> **Brief**: Below are several entries. Transcribe exactly those lines that fall from the one with "Plan: PBE0-D4/def2-SVP; ωB97M-V/def2-SVP;" through the one with "spin multiplicity 1.", end lines included.

> **Data under study**:
--------------------------------------------------

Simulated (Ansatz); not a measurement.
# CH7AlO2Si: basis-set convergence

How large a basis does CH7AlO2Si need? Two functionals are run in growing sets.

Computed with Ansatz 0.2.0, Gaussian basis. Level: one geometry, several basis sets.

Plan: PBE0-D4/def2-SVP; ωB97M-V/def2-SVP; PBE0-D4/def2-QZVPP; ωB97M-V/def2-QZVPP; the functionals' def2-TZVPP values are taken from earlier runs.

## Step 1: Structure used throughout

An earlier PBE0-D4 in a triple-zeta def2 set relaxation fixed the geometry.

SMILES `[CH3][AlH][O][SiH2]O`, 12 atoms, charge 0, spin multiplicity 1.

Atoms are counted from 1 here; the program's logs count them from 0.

--------------------------------------------------

> **Answer box**:
Plan: PBE0-D4/def2-SVP; ωB97M-V/def2-SVP; PBE0-D4/def2-QZVPP; ωB97M-V/def2-QZVPP; the functionals' def2-TZVPP values are taken from earlier runs.

## Step 1: Structure used throughout

An earlier PBE0-D4 in a triple-zeta def2 set relaxation fixed the geometry.

SMILES `[CH3][AlH][O][SiH2]O`, 12 atoms, charge 0, spin multiplicity 1.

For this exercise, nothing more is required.